WORK INSTRUCTION: Write out every entry again exactly as it stands.

Top of SUPPLIED RECORDS

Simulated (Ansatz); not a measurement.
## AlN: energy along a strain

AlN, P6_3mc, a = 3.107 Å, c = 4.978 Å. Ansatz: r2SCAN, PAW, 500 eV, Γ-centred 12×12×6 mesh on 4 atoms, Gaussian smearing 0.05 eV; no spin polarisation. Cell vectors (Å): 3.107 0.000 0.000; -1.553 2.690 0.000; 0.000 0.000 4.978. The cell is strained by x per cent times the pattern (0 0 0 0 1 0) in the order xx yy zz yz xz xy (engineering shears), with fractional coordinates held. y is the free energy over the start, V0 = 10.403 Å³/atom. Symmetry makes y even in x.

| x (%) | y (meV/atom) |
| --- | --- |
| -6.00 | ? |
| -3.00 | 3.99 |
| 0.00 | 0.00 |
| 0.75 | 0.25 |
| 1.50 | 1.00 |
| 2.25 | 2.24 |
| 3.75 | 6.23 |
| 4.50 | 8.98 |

Bottom of SUPPLIED RECORDS

TASK RESULT:
Simulated (Ansatz); not a measurement.
## AlN: energy along a strain

AlN, P6_3mc, a = 3.107 Å, c = 4.978 Å. Ansatz: r2SCAN, PAW, 500 eV, Γ-centred 12×12×6 mesh on 4 atoms, Gaussian smearing 0.05 eV; no spin polarisation. Cell vectors (Å): 3.107 0.000 0.000; -1.553 2.690 0.000; 0.000 0.000 4.978. The cell is strained by x per cent times the pattern (0 0 0 0 1 0) in the order xx yy zz yz xz xy (engineering shears), with fractional coordinates held. y is the free energy over the start, V0 = 10.403 Å³/atom. Symmetry makes y even in x.

| x (%) | y (meV/atom) |
| --- | --- |
| -6.00 | ? |
| -3.00 | 3.99 |
| 0.00 | 0.00 |
| 0.75 | 0.25 |
| 1.50 | 1.00 |
| 2.25 | 2.24 |
| 3.75 | 6.23 |
| 4.50 | 8.98 |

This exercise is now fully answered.